**GIVEN RECORDS**:
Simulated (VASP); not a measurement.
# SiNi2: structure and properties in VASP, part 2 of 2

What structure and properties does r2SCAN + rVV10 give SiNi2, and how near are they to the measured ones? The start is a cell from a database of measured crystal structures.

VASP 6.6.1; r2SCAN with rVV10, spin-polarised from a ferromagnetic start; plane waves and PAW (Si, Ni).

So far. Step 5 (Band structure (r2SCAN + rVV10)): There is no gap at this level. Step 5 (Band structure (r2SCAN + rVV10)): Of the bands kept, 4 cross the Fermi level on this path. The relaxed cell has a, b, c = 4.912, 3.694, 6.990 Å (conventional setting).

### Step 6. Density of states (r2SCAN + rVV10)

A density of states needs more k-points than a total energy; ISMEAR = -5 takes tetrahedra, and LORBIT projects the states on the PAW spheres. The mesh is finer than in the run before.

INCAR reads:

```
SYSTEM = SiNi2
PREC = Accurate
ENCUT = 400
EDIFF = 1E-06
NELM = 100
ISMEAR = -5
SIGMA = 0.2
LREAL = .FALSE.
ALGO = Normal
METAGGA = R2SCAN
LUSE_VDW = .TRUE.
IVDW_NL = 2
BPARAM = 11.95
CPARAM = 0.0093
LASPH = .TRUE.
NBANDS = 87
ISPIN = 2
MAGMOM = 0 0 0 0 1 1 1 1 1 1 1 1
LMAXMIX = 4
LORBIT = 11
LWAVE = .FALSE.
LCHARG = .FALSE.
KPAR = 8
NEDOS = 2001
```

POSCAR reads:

**BRIEF**: Keeping every character as it is, restate the lines above that run from the line with "What structure and" through the line with "So far. Step", both included, and nothing else.

**WRITTEN RESPONSE**:
What structure and properties does r2SCAN + rVV10 give SiNi2, and how near are they to the measured ones? The start is a cell from a database of measured crystal structures.

VASP 6.6.1; r2SCAN with rVV10, spin-polarised from a ferromagnetic start; plane waves and PAW (Si, Ni).

So far. Step 5 (Band structure (r2SCAN + rVV10)): There is no gap at this level. Step 5 (Band structure (r2SCAN + rVV10)): Of the bands kept, 4 cross the Fermi level on this path. The relaxed cell has a, b, c = 4.912, 3.694, 6.990 Å (conventional setting).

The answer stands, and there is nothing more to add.